### Work instruction
Beginning with the first line of the data below, reproduce every line unchanged, ending with the line that holds "- Cutoff: 520 eV".

- Opening Delimiter -

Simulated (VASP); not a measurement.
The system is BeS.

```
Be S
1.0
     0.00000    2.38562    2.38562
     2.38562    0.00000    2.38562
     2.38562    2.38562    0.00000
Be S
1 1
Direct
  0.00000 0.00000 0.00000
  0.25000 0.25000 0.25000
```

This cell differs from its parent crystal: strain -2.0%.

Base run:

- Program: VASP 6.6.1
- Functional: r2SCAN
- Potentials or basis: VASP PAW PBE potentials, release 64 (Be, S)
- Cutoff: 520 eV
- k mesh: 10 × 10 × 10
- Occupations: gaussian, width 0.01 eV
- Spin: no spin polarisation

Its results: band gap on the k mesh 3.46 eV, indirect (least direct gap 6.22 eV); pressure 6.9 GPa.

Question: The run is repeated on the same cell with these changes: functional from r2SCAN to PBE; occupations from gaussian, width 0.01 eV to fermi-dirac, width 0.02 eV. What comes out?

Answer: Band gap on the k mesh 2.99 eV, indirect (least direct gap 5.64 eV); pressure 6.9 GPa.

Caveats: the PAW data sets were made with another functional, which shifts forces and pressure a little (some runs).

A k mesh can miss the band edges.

- Closing Delimiter -

### Written response
Simulated (VASP); not a measurement.
The system is BeS.

```
Be S
1.0
     0.00000    2.38562    2.38562
     2.38562    0.00000    2.38562
     2.38562    2.38562    0.00000
Be S
1 1
Direct
  0.00000 0.00000 0.00000
  0.25000 0.25000 0.25000
```

This cell differs from its parent crystal: strain -2.0%.

Base run:

- Program: VASP 6.6.1
- Functional: r2SCAN
- Potentials or basis: VASP PAW PBE potentials, release 64 (Be, S)
- Cutoff: 520 eV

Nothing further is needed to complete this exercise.